▸ **Available data**
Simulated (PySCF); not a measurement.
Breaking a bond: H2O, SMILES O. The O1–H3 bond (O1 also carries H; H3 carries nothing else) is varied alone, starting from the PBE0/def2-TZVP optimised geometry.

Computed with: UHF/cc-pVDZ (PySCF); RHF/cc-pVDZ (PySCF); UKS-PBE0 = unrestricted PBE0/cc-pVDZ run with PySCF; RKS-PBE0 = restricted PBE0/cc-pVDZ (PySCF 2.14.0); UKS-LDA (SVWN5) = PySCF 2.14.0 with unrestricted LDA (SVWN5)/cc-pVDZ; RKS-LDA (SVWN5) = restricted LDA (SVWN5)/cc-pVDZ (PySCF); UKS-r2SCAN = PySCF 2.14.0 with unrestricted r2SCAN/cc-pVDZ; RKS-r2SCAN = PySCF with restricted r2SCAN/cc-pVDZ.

▸ **Work instruction**
The records above must each be restated exactly as they stand.

▸ **Answer area**
Simulated (PySCF); not a measurement.
Breaking a bond: H2O, SMILES O. The O1–H3 bond (O1 also carries H; H3 carries nothing else) is varied alone, starting from the PBE0/def2-TZVP optimised geometry.

Computed with: UHF/cc-pVDZ (PySCF); RHF/cc-pVDZ (PySCF); UKS-PBE0 = unrestricted PBE0/cc-pVDZ run with PySCF; RKS-PBE0 = restricted PBE0/cc-pVDZ (PySCF 2.14.0); UKS-LDA (SVWN5) = PySCF 2.14.0 with unrestricted LDA (SVWN5)/cc-pVDZ; RKS-LDA (SVWN5) = restricted LDA (SVWN5)/cc-pVDZ (PySCF); UKS-r2SCAN = PySCF 2.14.0 with unrestricted r2SCAN/cc-pVDZ; RKS-r2SCAN = PySCF with restricted r2SCAN/cc-pVDZ.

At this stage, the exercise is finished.